### Exercise
In the listing below, find the line containing "0.28 | 0.59 |" and the line containing "Wall time 14". Repeat exactly those two lines and every line between them, nothing more.

________________________________________

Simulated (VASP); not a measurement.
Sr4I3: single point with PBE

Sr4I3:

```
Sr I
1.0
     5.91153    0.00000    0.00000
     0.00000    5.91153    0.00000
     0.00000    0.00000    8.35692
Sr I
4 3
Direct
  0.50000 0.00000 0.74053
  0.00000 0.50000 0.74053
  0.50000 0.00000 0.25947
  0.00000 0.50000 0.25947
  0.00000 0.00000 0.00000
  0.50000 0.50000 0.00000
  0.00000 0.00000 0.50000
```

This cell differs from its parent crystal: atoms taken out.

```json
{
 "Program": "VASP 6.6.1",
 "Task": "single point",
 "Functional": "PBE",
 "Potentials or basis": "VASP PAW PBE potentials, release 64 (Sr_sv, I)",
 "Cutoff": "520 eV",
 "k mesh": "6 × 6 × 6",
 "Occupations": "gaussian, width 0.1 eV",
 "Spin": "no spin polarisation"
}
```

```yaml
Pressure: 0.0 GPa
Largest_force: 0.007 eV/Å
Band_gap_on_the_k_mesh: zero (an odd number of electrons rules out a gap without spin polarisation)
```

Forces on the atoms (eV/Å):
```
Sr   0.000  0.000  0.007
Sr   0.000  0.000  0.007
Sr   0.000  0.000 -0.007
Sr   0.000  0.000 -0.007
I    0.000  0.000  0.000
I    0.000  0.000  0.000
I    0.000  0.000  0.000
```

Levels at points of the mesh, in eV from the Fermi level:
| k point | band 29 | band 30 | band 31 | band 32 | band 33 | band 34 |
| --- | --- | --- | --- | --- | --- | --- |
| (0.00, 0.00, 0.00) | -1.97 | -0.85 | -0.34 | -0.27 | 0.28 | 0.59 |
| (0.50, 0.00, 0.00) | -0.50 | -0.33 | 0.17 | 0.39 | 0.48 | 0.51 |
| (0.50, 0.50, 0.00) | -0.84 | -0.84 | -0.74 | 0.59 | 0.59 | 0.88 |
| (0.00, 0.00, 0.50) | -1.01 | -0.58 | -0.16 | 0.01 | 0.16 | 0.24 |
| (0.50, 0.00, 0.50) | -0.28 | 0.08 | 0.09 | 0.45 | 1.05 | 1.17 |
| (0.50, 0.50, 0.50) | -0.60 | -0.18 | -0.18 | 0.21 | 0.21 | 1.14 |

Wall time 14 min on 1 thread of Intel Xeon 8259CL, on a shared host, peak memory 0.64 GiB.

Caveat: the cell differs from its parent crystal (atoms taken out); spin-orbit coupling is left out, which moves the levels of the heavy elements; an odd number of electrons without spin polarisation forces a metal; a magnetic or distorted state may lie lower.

________________________________________

### Written response
| (0.00, 0.00, 0.00) | -1.97 | -0.85 | -0.34 | -0.27 | 0.28 | 0.59 |
| (0.50, 0.00, 0.00) | -0.50 | -0.33 | 0.17 | 0.39 | 0.48 | 0.51 |
| (0.50, 0.50, 0.00) | -0.84 | -0.84 | -0.74 | 0.59 | 0.59 | 0.88 |
| (0.00, 0.00, 0.50) | -1.01 | -0.58 | -0.16 | 0.01 | 0.16 | 0.24 |
| (0.50, 0.00, 0.50) | -0.28 | 0.08 | 0.09 | 0.45 | 1.05 | 1.17 |
| (0.50, 0.50, 0.50) | -0.60 | -0.18 | -0.18 | 0.21 | 0.21 | 1.14 |

Wall time 14 min on 1 thread of Intel Xeon 8259CL, on a shared host, peak memory 0.64 GiB.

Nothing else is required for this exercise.